● **Data extracts**:
--
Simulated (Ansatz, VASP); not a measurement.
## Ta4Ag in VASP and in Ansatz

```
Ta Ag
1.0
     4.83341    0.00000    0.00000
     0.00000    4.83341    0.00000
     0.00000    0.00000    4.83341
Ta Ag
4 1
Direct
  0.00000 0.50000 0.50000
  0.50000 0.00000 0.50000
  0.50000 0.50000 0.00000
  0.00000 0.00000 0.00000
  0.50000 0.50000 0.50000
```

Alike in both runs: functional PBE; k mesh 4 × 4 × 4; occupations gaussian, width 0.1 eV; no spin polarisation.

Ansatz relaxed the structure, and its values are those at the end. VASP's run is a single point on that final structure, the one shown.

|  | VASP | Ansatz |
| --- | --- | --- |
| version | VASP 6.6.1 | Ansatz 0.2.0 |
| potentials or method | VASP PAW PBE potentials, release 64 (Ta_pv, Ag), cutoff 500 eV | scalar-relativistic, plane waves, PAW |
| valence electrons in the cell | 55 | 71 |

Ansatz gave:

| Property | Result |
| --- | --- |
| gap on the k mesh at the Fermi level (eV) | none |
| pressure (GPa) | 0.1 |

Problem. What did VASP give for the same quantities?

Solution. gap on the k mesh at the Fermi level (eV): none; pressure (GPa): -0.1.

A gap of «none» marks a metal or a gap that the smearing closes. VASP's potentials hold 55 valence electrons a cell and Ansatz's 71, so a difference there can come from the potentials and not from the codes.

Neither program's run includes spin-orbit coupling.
--

● **Work order**:
Send back exactly, with nothing added, the lines from the first line of the material above through the line holding "Alike in both"; both ends are included.

● **Your solution**:
Simulated (Ansatz, VASP); not a measurement.
## Ta4Ag in VASP and in Ansatz

```
Ta Ag
1.0
     4.83341    0.00000    0.00000
     0.00000    4.83341    0.00000
     0.00000    0.00000    4.83341
Ta Ag
4 1
Direct
  0.00000 0.50000 0.50000
  0.50000 0.00000 0.50000
  0.50000 0.50000 0.00000
  0.00000 0.00000 0.00000
  0.50000 0.50000 0.50000
```

Alike in both runs: functional PBE; k mesh 4 × 4 × 4; occupations gaussian, width 0.1 eV; no spin polarisation.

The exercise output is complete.